BEGIN RECORD SET
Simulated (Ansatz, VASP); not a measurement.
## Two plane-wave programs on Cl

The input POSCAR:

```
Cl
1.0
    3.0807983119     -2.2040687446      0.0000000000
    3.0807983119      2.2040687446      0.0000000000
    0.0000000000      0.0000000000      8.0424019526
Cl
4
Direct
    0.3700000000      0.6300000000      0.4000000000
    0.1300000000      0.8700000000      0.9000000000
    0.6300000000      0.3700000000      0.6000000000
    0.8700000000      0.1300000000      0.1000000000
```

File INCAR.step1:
END RECORD SET

(BRIEF):
Going line by line, set down the data above exactly as given.

(YOUR SOLUTION):
Simulated (Ansatz, VASP); not a measurement.
## Two plane-wave programs on Cl

The input POSCAR:

```
Cl
1.0
    3.0807983119     -2.2040687446      0.0000000000
    3.0807983119      2.2040687446      0.0000000000
    0.0000000000      0.0000000000      8.0424019526
Cl
4
Direct
    0.3700000000      0.6300000000      0.4000000000
    0.1300000000      0.8700000000      0.9000000000
    0.6300000000      0.3700000000      0.6000000000
    0.8700000000      0.1300000000      0.1000000000
```

File INCAR.step1:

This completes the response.